#### Exercise
Each record should be set down again so that it matches the original exactly.

#### Material shown
☆ ☆ ☆ ☆ ☆
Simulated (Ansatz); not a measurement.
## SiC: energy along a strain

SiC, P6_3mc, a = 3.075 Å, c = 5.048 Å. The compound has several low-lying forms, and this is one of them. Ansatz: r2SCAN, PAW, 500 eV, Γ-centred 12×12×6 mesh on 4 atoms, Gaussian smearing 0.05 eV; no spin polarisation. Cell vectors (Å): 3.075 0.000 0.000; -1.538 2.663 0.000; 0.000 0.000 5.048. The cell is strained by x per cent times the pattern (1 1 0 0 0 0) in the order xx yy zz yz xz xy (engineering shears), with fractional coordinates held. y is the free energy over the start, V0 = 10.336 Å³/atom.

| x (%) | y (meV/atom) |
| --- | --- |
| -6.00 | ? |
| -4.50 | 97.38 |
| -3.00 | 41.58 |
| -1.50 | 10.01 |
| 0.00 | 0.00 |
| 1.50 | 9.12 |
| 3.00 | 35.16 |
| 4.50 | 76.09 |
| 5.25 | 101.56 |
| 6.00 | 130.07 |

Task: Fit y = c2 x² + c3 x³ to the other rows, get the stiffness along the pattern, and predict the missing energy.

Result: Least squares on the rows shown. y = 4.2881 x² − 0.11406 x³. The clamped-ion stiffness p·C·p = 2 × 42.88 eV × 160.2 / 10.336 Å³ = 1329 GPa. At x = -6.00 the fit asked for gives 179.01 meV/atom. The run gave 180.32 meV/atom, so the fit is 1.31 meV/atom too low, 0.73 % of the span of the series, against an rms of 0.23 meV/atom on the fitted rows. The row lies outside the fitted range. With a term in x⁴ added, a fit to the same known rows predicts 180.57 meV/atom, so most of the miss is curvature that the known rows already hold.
☆ ☆ ☆ ☆ ☆

#### Result
Simulated (Ansatz); not a measurement.
## SiC: energy along a strain

SiC, P6_3mc, a = 3.075 Å, c = 5.048 Å. The compound has several low-lying forms, and this is one of them. Ansatz: r2SCAN, PAW, 500 eV, Γ-centred 12×12×6 mesh on 4 atoms, Gaussian smearing 0.05 eV; no spin polarisation. Cell vectors (Å): 3.075 0.000 0.000; -1.538 2.663 0.000; 0.000 0.000 5.048. The cell is strained by x per cent times the pattern (1 1 0 0 0 0) in the order xx yy zz yz xz xy (engineering shears), with fractional coordinates held. y is the free energy over the start, V0 = 10.336 Å³/atom.

| x (%) | y (meV/atom) |
| --- | --- |
| -6.00 | ? |
| -4.50 | 97.38 |
| -3.00 | 41.58 |
| -1.50 | 10.01 |
| 0.00 | 0.00 |
| 1.50 | 9.12 |
| 3.00 | 35.16 |
| 4.50 | 76.09 |
| 5.25 | 101.56 |
| 6.00 | 130.07 |

Task: Fit y = c2 x² + c3 x³ to the other rows, get the stiffness along the pattern, and predict the missing energy.

Result: Least squares on the rows shown. y = 4.2881 x² − 0.11406 x³. The clamped-ion stiffness p·C·p = 2 × 42.88 eV × 160.2 / 10.336 Å³ = 1329 GPa. At x = -6.00 the fit asked for gives 179.01 meV/atom. The run gave 180.32 meV/atom, so the fit is 1.31 meV/atom too low, 0.73 % of the span of the series, against an rms of 0.23 meV/atom on the fitted rows. The row lies outside the fitted range. With a term in x⁴ added, a fit to the same known rows predicts 180.57 meV/atom, so most of the miss is curvature that the known rows already hold.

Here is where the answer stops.